Reproduce the records below exactly as they are written.

[[ Extracted information, beginning ]]

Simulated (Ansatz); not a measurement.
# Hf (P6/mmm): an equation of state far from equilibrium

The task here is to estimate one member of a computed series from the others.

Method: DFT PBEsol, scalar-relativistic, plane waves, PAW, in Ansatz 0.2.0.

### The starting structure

[[ Extracted information, end ]]

Task result ▸
Simulated (Ansatz); not a measurement.
# Hf (P6/mmm): an equation of state far from equilibrium

The task here is to estimate one member of a computed series from the others.

Method: DFT PBEsol, scalar-relativistic, plane waves, PAW, in Ansatz 0.2.0.

### The starting structure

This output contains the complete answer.